▶ _ASSIGNMENT_:
The records that appear below are to be restated word for word.

▶ _STUDY MATERIAL_:
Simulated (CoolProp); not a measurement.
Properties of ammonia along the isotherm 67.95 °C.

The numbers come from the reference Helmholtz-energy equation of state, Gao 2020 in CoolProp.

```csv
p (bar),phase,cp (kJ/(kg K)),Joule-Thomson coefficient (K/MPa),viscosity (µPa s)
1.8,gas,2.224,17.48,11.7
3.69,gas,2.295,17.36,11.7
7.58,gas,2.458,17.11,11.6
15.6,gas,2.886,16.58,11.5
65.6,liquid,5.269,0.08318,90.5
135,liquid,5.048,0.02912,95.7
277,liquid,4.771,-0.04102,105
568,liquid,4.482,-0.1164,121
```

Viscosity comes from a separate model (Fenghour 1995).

▶ _RESPONSE_:
Simulated (CoolProp); not a measurement.
Properties of ammonia along the isotherm 67.95 °C.

The numbers come from the reference Helmholtz-energy equation of state, Gao 2020 in CoolProp.

```csv
p (bar),phase,cp (kJ/(kg K)),Joule-Thomson coefficient (K/MPa),viscosity (µPa s)
1.8,gas,2.224,17.48,11.7
3.69,gas,2.295,17.36,11.7
7.58,gas,2.458,17.11,11.6
15.6,gas,2.886,16.58,11.5
65.6,liquid,5.269,0.08318,90.5
135,liquid,5.048,0.02912,95.7
277,liquid,4.771,-0.04102,105
568,liquid,4.482,-0.1164,121
```

Viscosity comes from a separate model (Fenghour 1995).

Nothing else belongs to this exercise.